● Extracted entries
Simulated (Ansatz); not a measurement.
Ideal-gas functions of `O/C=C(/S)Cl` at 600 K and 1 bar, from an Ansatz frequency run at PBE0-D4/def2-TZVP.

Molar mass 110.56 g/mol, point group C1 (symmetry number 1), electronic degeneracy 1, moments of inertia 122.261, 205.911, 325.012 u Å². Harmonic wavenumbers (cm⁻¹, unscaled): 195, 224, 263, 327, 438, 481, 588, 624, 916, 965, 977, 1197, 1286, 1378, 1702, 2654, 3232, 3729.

● Work item
The response should consist of the entries above, retyped exactly.

● Expected answer
Simulated (Ansatz); not a measurement.
Ideal-gas functions of `O/C=C(/S)Cl` at 600 K and 1 bar, from an Ansatz frequency run at PBE0-D4/def2-TZVP.

Molar mass 110.56 g/mol, point group C1 (symmetry number 1), electronic degeneracy 1, moments of inertia 122.261, 205.911, 325.012 u Å². Harmonic wavenumbers (cm⁻¹, unscaled): 195, 224, 263, 327, 438, 481, 588, 624, 916, 965, 977, 1197, 1286, 1378, 1702, 2654, 3232, 3729.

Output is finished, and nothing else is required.